Required action = Every entry must be given again exactly.

### Exercise data ###

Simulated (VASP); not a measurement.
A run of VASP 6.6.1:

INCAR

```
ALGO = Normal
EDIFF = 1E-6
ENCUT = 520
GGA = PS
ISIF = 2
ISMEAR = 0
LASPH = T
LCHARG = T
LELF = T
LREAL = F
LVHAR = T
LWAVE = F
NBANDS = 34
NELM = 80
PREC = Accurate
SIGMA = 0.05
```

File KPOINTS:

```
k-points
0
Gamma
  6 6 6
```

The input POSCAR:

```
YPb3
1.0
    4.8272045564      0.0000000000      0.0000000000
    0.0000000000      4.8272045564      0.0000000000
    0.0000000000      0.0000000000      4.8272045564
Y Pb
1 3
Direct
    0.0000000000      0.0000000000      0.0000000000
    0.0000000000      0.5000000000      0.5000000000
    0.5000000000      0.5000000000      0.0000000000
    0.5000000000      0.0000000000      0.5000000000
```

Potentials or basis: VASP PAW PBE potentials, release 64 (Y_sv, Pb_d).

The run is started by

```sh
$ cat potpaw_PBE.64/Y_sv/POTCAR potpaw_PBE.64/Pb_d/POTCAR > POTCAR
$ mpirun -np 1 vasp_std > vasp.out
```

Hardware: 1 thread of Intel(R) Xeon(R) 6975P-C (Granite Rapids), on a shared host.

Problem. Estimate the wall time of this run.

###

Written solution =
Simulated (VASP); not a measurement.
A run of VASP 6.6.1:

INCAR

```
ALGO = Normal
EDIFF = 1E-6
ENCUT = 520
GGA = PS
ISIF = 2
ISMEAR = 0
LASPH = T
LCHARG = T
LELF = T
LREAL = F
LVHAR = T
LWAVE = F
NBANDS = 34
NELM = 80
PREC = Accurate
SIGMA = 0.05
```

File KPOINTS:

```
k-points
0
Gamma
  6 6 6
```

The input POSCAR:

```
YPb3
1.0
    4.8272045564      0.0000000000      0.0000000000
    0.0000000000      4.8272045564      0.0000000000
    0.0000000000      0.0000000000      4.8272045564
Y Pb
1 3
Direct
    0.0000000000      0.0000000000      0.0000000000
    0.0000000000      0.5000000000      0.5000000000
    0.5000000000      0.5000000000      0.0000000000
    0.5000000000      0.0000000000      0.5000000000
```

Potentials or basis: VASP PAW PBE potentials, release 64 (Y_sv, Pb_d).

The run is started by

```sh
$ cat potpaw_PBE.64/Y_sv/POTCAR potpaw_PBE.64/Pb_d/POTCAR > POTCAR
$ mpirun -np 1 vasp_std > vasp.out
```

Hardware: 1 thread of Intel(R) Xeon(R) 6975P-C (Granite Rapids), on a shared host.

Problem. Estimate the wall time of this run.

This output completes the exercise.